* _WORK REQUEST_
Please output, without any change, the lines of the material below from the very first through the one with "Program: Ansatz 0.2.0".

* _EXTRACTED INFORMATION_
⟨
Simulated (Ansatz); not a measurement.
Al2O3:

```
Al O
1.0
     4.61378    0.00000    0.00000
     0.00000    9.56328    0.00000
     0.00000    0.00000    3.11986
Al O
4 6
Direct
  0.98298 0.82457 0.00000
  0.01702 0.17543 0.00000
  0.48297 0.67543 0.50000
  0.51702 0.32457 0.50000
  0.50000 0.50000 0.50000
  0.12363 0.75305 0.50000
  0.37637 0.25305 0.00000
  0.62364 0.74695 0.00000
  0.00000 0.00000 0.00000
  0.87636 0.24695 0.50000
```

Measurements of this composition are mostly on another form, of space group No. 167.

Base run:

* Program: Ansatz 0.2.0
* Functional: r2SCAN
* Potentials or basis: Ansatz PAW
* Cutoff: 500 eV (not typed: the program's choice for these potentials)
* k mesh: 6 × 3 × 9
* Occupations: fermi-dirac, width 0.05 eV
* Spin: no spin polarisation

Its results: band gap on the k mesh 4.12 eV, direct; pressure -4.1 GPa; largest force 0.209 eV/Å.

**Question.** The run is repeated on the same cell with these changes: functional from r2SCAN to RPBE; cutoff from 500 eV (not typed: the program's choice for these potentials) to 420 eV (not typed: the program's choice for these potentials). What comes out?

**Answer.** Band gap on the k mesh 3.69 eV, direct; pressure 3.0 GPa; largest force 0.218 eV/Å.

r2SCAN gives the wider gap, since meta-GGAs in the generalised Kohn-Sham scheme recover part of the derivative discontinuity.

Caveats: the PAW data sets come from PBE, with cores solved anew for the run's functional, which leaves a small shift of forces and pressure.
⟩

* _WRITTEN REPLY_
Simulated (Ansatz); not a measurement.
Al2O3:

```
Al O
1.0
     4.61378    0.00000    0.00000
     0.00000    9.56328    0.00000
     0.00000    0.00000    3.11986
Al O
4 6
Direct
  0.98298 0.82457 0.00000
  0.01702 0.17543 0.00000
  0.48297 0.67543 0.50000
  0.51702 0.32457 0.50000
  0.50000 0.50000 0.50000
  0.12363 0.75305 0.50000
  0.37637 0.25305 0.00000
  0.62364 0.74695 0.00000
  0.00000 0.00000 0.00000
  0.87636 0.24695 0.50000
```

Measurements of this composition are mostly on another form, of space group No. 167.

Base run:

* Program: Ansatz 0.2.0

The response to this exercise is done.